## Material provided
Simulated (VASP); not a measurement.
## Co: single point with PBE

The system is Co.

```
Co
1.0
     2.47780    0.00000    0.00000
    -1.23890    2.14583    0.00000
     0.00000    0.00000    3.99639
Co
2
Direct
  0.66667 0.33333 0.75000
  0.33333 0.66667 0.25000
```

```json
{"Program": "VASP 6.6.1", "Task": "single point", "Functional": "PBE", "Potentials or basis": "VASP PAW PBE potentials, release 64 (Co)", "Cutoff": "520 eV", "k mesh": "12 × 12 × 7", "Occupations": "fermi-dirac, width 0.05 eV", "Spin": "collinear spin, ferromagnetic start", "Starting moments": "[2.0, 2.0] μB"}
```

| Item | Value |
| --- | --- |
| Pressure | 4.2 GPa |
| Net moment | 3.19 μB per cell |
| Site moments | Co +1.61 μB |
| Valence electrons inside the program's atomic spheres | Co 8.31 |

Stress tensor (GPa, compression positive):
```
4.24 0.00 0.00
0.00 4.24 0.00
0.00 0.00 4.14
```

## Work order
Reproduce the listing word for word from its first line up to and including the line with "Stress tensor (GPa, compression". Give no other lines.

## Exercise output
Simulated (VASP); not a measurement.
## Co: single point with PBE

The system is Co.

```
Co
1.0
     2.47780    0.00000    0.00000
    -1.23890    2.14583    0.00000
     0.00000    0.00000    3.99639
Co
2
Direct
  0.66667 0.33333 0.75000
  0.33333 0.66667 0.25000
```

```json
{"Program": "VASP 6.6.1", "Task": "single point", "Functional": "PBE", "Potentials or basis": "VASP PAW PBE potentials, release 64 (Co)", "Cutoff": "520 eV", "k mesh": "12 × 12 × 7", "Occupations": "fermi-dirac, width 0.05 eV", "Spin": "collinear spin, ferromagnetic start", "Starting moments": "[2.0, 2.0] μB"}
```

| Item | Value |
| --- | --- |
| Pressure | 4.2 GPa |
| Net moment | 3.19 μB per cell |
| Site moments | Co +1.61 μB |
| Valence electrons inside the program's atomic spheres | Co 8.31 |

Stress tensor (GPa, compression positive):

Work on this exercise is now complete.